# [REQUIREMENT]
When you repeat the listing, keep every character as it is.

(DATASET RECORDS Opens)

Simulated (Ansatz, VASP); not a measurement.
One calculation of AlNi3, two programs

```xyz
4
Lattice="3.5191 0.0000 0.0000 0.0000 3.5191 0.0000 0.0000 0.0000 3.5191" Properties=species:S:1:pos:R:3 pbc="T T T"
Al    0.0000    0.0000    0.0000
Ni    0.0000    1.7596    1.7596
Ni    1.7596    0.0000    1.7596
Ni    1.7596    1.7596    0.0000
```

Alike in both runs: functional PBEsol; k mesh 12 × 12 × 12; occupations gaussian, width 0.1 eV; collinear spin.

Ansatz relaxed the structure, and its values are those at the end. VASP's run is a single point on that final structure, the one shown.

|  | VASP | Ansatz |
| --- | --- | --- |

(DATASET RECORDS Closes)

# [WRITTEN REPLY]
Simulated (Ansatz, VASP); not a measurement.
One calculation of AlNi3, two programs

```xyz
4
Lattice="3.5191 0.0000 0.0000 0.0000 3.5191 0.0000 0.0000 0.0000 3.5191" Properties=species:S:1:pos:R:3 pbc="T T T"
Al    0.0000    0.0000    0.0000
Ni    0.0000    1.7596    1.7596
Ni    1.7596    0.0000    1.7596
Ni    1.7596    1.7596    0.0000
```

Alike in both runs: functional PBEsol; k mesh 12 × 12 × 12; occupations gaussian, width 0.1 eV; collinear spin.

Ansatz relaxed the structure, and its values are those at the end. VASP's run is a single point on that final structure, the one shown.

|  | VASP | Ansatz |
| --- | --- | --- |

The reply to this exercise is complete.